Assignment: Only the lines of the data below from the one with "# Cs (P6/mmm) in VASP: a series of runs" through the one with "Cs is run at" are wanted. Repeat them exactly.

- - - - -

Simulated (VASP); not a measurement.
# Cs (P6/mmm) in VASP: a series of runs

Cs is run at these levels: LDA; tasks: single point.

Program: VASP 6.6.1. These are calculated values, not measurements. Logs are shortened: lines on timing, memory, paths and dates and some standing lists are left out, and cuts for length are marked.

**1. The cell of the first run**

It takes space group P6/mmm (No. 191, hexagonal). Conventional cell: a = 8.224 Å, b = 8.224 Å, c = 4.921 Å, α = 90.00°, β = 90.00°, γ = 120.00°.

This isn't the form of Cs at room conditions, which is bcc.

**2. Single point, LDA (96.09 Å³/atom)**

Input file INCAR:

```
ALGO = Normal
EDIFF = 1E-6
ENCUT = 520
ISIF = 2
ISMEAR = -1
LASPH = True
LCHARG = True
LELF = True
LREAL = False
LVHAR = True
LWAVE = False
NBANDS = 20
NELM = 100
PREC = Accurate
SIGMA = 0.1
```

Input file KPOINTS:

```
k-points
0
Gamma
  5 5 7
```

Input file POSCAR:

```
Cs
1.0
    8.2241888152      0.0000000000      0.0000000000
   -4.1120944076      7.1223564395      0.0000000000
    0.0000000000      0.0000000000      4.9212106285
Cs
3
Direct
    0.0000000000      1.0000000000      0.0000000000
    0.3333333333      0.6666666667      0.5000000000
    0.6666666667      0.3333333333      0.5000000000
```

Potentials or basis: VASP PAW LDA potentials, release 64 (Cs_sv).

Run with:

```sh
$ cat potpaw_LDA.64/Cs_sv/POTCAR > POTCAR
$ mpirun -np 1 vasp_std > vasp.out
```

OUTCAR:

- - - - -

Task answer:
# Cs (P6/mmm) in VASP: a series of runs

Cs is run at these levels: LDA; tasks: single point.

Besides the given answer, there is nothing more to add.